LISTED ENTRIES:
=====
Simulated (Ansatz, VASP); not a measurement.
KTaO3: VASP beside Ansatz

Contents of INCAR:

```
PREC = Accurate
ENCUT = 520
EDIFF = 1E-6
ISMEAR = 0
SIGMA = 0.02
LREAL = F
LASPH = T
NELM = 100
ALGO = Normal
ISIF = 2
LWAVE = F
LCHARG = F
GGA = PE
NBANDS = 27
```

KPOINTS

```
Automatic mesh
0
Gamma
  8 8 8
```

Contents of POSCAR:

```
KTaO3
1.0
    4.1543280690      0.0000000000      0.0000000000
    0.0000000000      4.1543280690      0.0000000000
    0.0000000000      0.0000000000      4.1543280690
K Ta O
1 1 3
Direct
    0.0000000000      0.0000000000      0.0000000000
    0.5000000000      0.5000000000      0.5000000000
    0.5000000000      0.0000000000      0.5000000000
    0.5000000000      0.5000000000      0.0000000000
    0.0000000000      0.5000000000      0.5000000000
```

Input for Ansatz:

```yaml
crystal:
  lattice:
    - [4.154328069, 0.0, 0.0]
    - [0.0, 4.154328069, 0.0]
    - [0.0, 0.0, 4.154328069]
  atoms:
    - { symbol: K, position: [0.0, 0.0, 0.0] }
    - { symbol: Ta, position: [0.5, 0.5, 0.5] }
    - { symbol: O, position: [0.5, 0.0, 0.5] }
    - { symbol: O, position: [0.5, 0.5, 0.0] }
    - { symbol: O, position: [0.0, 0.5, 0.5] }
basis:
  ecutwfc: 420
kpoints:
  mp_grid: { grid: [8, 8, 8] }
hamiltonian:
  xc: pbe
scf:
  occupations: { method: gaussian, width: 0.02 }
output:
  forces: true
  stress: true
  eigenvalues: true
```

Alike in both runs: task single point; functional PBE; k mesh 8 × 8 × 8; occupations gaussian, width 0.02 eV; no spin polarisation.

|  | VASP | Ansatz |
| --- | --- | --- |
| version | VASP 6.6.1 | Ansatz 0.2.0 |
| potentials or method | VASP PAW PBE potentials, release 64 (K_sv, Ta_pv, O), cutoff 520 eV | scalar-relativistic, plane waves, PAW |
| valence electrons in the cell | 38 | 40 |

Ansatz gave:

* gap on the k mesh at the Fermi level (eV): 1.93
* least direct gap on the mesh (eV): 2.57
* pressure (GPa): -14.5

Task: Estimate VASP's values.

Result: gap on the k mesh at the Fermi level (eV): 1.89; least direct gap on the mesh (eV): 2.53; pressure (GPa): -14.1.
=====

WORK INSTRUCTION:
With the first line of the records as the start and the line holding "Ansatz 0.2.0 |" as the end, please copy exactly those lines and no others.

EXERCISE OUTPUT:
Simulated (Ansatz, VASP); not a measurement.
KTaO3: VASP beside Ansatz

Contents of INCAR:

```
PREC = Accurate
ENCUT = 520
EDIFF = 1E-6
ISMEAR = 0
SIGMA = 0.02
LREAL = F
LASPH = T
NELM = 100
ALGO = Normal
ISIF = 2
LWAVE = F
LCHARG = F
GGA = PE
NBANDS = 27
```

KPOINTS

```
Automatic mesh
0
Gamma
  8 8 8
```

Contents of POSCAR:

```
KTaO3
1.0
    4.1543280690      0.0000000000      0.0000000000
    0.0000000000      4.1543280690      0.0000000000
    0.0000000000      0.0000000000      4.1543280690
K Ta O
1 1 3
Direct
    0.0000000000      0.0000000000      0.0000000000
    0.5000000000      0.5000000000      0.5000000000
    0.5000000000      0.0000000000      0.5000000000
    0.5000000000      0.5000000000      0.0000000000
    0.0000000000      0.5000000000      0.5000000000
```

Input for Ansatz:

```yaml
crystal:
  lattice:
    - [4.154328069, 0.0, 0.0]
    - [0.0, 4.154328069, 0.0]
    - [0.0, 0.0, 4.154328069]
  atoms:
    - { symbol: K, position: [0.0, 0.0, 0.0] }
    - { symbol: Ta, position: [0.5, 0.5, 0.5] }
    - { symbol: O, position: [0.5, 0.0, 0.5] }
    - { symbol: O, position: [0.5, 0.5, 0.0] }
    - { symbol: O, position: [0.0, 0.5, 0.5] }
basis:
  ecutwfc: 420
kpoints:
  mp_grid: { grid: [8, 8, 8] }
hamiltonian:
  xc: pbe
scf:
  occupations: { method: gaussian, width: 0.02 }
output:
  forces: true
  stress: true
  eigenvalues: true
```

Alike in both runs: task single point; functional PBE; k mesh 8 × 8 × 8; occupations gaussian, width 0.02 eV; no spin polarisation.

|  | VASP | Ansatz |
| --- | --- | --- |
| version | VASP 6.6.1 | Ansatz 0.2.0 |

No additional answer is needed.